■ **Work item**:
The full set of entries should be repeated without a single change.

══ Excerpted data

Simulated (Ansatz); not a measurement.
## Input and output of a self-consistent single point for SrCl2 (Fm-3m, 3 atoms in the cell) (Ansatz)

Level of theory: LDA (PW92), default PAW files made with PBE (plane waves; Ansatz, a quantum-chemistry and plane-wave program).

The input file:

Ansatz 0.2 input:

════

■ **Exercise output**:
Simulated (Ansatz); not a measurement.
## Input and output of a self-consistent single point for SrCl2 (Fm-3m, 3 atoms in the cell) (Ansatz)

Level of theory: LDA (PW92), default PAW files made with PBE (plane waves; Ansatz, a quantum-chemistry and plane-wave program).

The input file:

Ansatz 0.2 input:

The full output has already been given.